Work request: Where the material below has a line containing "Its results: gap", start repeating exactly, and keep going through the line containing "Answer: Gap between", with no other lines.

Information given:
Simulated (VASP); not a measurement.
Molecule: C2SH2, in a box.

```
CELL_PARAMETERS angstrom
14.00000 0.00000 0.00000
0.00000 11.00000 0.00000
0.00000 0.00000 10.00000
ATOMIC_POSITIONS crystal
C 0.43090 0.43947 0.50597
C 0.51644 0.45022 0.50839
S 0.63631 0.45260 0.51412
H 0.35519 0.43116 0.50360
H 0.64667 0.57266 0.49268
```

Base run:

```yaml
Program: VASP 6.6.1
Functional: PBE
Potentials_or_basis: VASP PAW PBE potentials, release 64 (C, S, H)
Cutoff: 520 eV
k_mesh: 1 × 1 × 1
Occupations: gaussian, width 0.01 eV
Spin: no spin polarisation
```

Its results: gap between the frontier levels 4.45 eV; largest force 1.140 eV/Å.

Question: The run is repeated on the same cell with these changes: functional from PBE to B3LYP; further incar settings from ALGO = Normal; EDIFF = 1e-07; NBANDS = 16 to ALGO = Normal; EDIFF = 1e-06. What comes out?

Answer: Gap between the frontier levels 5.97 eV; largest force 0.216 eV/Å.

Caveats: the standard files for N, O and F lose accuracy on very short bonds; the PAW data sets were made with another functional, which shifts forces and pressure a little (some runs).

Answer area:
Its results: gap between the frontier levels 4.45 eV; largest force 1.140 eV/Å.

Question: The run is repeated on the same cell with these changes: functional from PBE to B3LYP; further incar settings from ALGO = Normal; EDIFF = 1e-07; NBANDS = 16 to ALGO = Normal; EDIFF = 1e-06. What comes out?

Answer: Gap between the frontier levels 5.97 eV; largest force 0.216 eV/Å.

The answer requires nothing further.